#### Information supplied ####
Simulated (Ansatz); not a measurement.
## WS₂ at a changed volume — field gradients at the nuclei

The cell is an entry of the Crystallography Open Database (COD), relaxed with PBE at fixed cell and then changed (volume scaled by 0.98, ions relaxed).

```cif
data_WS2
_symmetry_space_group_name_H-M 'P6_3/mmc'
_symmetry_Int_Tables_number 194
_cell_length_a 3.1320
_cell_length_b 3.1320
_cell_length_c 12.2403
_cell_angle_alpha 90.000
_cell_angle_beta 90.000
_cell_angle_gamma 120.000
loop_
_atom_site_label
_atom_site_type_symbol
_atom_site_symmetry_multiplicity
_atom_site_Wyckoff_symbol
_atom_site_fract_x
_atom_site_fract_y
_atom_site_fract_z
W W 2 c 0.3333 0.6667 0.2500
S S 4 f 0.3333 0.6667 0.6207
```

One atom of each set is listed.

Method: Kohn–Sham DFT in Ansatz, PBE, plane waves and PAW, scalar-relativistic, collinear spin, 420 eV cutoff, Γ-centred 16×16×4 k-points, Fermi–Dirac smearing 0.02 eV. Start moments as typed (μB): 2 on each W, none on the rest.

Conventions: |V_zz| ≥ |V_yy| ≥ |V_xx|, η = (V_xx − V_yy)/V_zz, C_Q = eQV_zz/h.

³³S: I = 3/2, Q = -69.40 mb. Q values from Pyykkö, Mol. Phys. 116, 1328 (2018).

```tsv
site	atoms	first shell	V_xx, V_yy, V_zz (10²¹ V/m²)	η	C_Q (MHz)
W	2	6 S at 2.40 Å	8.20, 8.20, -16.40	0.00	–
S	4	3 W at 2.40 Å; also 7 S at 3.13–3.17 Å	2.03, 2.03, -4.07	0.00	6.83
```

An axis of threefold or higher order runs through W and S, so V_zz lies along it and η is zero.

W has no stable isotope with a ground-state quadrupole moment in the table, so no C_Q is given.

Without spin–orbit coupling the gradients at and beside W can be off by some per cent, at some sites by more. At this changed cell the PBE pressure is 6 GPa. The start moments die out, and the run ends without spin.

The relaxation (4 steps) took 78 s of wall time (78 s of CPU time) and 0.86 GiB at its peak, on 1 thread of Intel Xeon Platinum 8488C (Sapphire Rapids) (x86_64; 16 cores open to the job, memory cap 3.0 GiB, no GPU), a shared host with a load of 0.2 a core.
####

> [Exercise]
The lines to retype run from the start of the entries through the line containing "Without spin–orbit coupling"; reproduce them exactly and add nothing.

> [Worked solution]
Simulated (Ansatz); not a measurement.
## WS₂ at a changed volume — field gradients at the nuclei

The cell is an entry of the Crystallography Open Database (COD), relaxed with PBE at fixed cell and then changed (volume scaled by 0.98, ions relaxed).

```cif
data_WS2
_symmetry_space_group_name_H-M 'P6_3/mmc'
_symmetry_Int_Tables_number 194
_cell_length_a 3.1320
_cell_length_b 3.1320
_cell_length_c 12.2403
_cell_angle_alpha 90.000
_cell_angle_beta 90.000
_cell_angle_gamma 120.000
loop_
_atom_site_label
_atom_site_type_symbol
_atom_site_symmetry_multiplicity
_atom_site_Wyckoff_symbol
_atom_site_fract_x
_atom_site_fract_y
_atom_site_fract_z
W W 2 c 0.3333 0.6667 0.2500
S S 4 f 0.3333 0.6667 0.6207
```

One atom of each set is listed.

Method: Kohn–Sham DFT in Ansatz, PBE, plane waves and PAW, scalar-relativistic, collinear spin, 420 eV cutoff, Γ-centred 16×16×4 k-points, Fermi–Dirac smearing 0.02 eV. Start moments as typed (μB): 2 on each W, none on the rest.

Conventions: |V_zz| ≥ |V_yy| ≥ |V_xx|, η = (V_xx − V_yy)/V_zz, C_Q = eQV_zz/h.

³³S: I = 3/2, Q = -69.40 mb. Q values from Pyykkö, Mol. Phys. 116, 1328 (2018).

```tsv
site	atoms	first shell	V_xx, V_yy, V_zz (10²¹ V/m²)	η	C_Q (MHz)
W	2	6 S at 2.40 Å	8.20, 8.20, -16.40	0.00	–
S	4	3 W at 2.40 Å; also 7 S at 3.13–3.17 Å	2.03, 2.03, -4.07	0.00	6.83
```

An axis of threefold or higher order runs through W and S, so V_zz lies along it and η is zero.

W has no stable isotope with a ground-state quadrupole moment in the table, so no C_Q is given.

Without spin–orbit coupling the gradients at and beside W can be off by some per cent, at some sites by more. At this changed cell the PBE pressure is 6 GPa. The start moments die out, and the run ends without spin.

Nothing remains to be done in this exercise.